§ ACTION ITEM
What do the lines say, reproduced word for word, from the first of the entries below through the line bearing "This session for"?

§ PROVIDED MATERIAL
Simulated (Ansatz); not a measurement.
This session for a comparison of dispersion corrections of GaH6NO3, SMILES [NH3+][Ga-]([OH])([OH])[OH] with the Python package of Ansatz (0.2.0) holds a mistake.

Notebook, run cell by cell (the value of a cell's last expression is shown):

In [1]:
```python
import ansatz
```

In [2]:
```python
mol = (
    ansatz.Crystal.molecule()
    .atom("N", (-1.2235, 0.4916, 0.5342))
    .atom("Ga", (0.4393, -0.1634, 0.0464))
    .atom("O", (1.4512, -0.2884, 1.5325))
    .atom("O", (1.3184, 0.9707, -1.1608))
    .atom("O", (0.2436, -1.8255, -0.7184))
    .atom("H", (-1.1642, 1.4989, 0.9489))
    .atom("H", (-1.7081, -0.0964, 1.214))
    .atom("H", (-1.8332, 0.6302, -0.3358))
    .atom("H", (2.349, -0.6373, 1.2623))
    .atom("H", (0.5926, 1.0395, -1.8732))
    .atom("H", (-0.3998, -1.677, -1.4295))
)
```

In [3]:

§ WRITTEN ANSWER
Simulated (Ansatz); not a measurement.
This session for a comparison of dispersion corrections of GaH6NO3, SMILES [NH3+][Ga-]([OH])([OH])[OH] with the Python package of Ansatz (0.2.0) holds a mistake.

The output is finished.